════════════════════

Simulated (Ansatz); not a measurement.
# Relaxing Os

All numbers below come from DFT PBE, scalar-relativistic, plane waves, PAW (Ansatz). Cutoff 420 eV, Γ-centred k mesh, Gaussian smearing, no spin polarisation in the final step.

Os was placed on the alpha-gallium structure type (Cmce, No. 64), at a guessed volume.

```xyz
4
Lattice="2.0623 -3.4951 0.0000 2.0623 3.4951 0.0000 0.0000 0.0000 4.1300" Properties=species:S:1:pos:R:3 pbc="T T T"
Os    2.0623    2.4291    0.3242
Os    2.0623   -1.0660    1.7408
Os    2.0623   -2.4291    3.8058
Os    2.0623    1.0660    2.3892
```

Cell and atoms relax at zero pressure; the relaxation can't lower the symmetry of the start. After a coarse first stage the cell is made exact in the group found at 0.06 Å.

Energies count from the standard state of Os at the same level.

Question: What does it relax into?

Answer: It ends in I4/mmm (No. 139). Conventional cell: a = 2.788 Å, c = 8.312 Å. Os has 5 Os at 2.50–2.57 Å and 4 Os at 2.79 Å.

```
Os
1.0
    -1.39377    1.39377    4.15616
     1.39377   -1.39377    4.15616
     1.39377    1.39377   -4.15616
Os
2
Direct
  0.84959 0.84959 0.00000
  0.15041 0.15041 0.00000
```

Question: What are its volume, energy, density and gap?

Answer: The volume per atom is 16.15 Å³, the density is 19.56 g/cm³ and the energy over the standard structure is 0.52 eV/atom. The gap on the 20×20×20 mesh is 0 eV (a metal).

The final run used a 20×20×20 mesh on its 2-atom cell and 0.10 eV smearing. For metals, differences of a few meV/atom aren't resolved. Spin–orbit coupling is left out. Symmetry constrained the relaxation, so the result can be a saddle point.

════════════════════

▶ Requirement:
Repeat word for word the lines above that run from the line containing "Cell and atoms" through the line containing "Answer: The volume", both ends included, and nothing else.

▶ Answer area:
Cell and atoms relax at zero pressure; the relaxation can't lower the symmetry of the start. After a coarse first stage the cell is made exact in the group found at 0.06 Å.

Energies count from the standard state of Os at the same level.

Question: What does it relax into?

Answer: It ends in I4/mmm (No. 139). Conventional cell: a = 2.788 Å, c = 8.312 Å. Os has 5 Os at 2.50–2.57 Å and 4 Os at 2.79 Å.

```
Os
1.0
    -1.39377    1.39377    4.15616
     1.39377   -1.39377    4.15616
     1.39377    1.39377   -4.15616
Os
2
Direct
  0.84959 0.84959 0.00000
  0.15041 0.15041 0.00000
```

Question: What are its volume, energy, density and gap?

Answer: The volume per atom is 16.15 Å³, the density is 19.56 g/cm³ and the energy over the standard structure is 0.52 eV/atom. The gap on the 20×20×20 mesh is 0 eV (a metal).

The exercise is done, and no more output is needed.